◆ **Records supplied**
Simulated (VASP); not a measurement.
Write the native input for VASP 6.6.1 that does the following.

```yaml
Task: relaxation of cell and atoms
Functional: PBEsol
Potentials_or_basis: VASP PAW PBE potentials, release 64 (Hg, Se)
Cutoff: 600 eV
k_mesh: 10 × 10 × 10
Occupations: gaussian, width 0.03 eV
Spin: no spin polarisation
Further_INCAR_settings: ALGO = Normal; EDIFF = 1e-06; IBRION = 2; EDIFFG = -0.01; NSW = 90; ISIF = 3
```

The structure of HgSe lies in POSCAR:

◆ **Action item**
May I have all of the records repeated exactly?

◆ **Exercise output**
Simulated (VASP); not a measurement.
Write the native input for VASP 6.6.1 that does the following.

```yaml
Task: relaxation of cell and atoms
Functional: PBEsol
Potentials_or_basis: VASP PAW PBE potentials, release 64 (Hg, Se)
Cutoff: 600 eV
k_mesh: 10 × 10 × 10
Occupations: gaussian, width 0.03 eV
Spin: no spin polarisation
Further_INCAR_settings: ALGO = Normal; EDIFF = 1e-06; IBRION = 2; EDIFFG = -0.01; NSW = 90; ISIF = 3
```

The structure of HgSe lies in POSCAR:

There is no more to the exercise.